RECORD SET:
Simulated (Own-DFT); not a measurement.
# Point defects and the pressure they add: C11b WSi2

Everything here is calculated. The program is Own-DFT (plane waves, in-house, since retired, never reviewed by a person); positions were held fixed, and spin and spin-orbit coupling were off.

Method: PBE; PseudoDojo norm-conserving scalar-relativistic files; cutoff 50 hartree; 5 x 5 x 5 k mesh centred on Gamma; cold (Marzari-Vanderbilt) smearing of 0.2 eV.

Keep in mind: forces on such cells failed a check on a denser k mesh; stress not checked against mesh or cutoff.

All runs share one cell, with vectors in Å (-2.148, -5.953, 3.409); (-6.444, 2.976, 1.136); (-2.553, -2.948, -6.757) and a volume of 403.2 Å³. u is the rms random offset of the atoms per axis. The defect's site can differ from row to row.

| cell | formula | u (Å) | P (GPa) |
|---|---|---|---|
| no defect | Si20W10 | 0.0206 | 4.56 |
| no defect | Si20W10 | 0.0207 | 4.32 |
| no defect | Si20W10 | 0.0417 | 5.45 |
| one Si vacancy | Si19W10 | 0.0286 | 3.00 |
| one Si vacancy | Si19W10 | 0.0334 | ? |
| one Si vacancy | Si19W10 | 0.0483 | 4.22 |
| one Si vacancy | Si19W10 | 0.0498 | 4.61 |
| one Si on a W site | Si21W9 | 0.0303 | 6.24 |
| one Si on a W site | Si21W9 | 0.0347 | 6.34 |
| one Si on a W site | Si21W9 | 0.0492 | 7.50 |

ACTION ITEM: In the material above, locate the line containing "(Å) | P (GPa) |" and the line containing "0.0347 | 6.34 |". Transcribe exactly those two lines and every line between them, and nothing more.

TASK SOLUTION:
| cell | formula | u (Å) | P (GPa) |
|---|---|---|---|
| no defect | Si20W10 | 0.0206 | 4.56 |
| no defect | Si20W10 | 0.0207 | 4.32 |
| no defect | Si20W10 | 0.0417 | 5.45 |
| one Si vacancy | Si19W10 | 0.0286 | 3.00 |
| one Si vacancy | Si19W10 | 0.0334 | ? |
| one Si vacancy | Si19W10 | 0.0483 | 4.22 |
| one Si vacancy | Si19W10 | 0.0498 | 4.61 |
| one Si on a W site | Si21W9 | 0.0303 | 6.24 |
| one Si on a W site | Si21W9 | 0.0347 | 6.34 |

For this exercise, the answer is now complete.